» **Activity**: Nothing in the data may be changed; retype all of it.

» **Information shown**:
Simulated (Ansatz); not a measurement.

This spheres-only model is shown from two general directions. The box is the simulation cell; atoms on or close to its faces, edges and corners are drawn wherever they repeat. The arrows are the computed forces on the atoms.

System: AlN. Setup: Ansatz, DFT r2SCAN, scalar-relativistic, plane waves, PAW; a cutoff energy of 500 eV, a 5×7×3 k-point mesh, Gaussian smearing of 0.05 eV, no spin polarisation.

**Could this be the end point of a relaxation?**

» **Your solution**:
Simulated (Ansatz); not a measurement.

This spheres-only model is shown from two general directions. The box is the simulation cell; atoms on or close to its faces, edges and corners are drawn wherever they repeat. The arrows are the computed forces on the atoms.

System: AlN. Setup: Ansatz, DFT r2SCAN, scalar-relativistic, plane waves, PAW; a cutoff energy of 500 eV, a 5×7×3 k-point mesh, Gaussian smearing of 0.05 eV, no spin polarisation.

**Could this be the end point of a relaxation?**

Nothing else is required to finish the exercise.